● EXTRACTED INFORMATION
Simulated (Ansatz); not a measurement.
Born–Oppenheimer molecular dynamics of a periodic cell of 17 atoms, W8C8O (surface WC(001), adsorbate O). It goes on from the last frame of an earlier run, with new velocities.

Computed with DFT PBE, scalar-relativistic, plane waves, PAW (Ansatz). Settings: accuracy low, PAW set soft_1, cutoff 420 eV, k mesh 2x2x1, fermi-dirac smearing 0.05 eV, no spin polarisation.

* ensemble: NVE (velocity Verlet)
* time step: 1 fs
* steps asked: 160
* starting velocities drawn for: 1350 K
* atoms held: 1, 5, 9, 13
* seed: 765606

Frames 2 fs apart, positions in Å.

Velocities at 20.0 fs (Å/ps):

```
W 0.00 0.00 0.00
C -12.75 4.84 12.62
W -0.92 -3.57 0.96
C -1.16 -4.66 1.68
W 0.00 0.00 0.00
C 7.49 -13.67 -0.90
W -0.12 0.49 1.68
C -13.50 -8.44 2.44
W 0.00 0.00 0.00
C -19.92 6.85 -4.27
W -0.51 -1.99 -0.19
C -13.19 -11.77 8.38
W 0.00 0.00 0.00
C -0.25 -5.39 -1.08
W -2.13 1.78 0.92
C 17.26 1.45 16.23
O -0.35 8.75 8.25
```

● REQUIRED ACTION
Please print exactly what appears from the first line of the data through the line with "Born–Oppenheimer molecular dynamics", including both of those lines and nothing past them.

● ANSWER BOX
Simulated (Ansatz); not a measurement.
Born–Oppenheimer molecular dynamics of a periodic cell of 17 atoms, W8C8O (surface WC(001), adsorbate O). It goes on from the last frame of an earlier run, with new velocities.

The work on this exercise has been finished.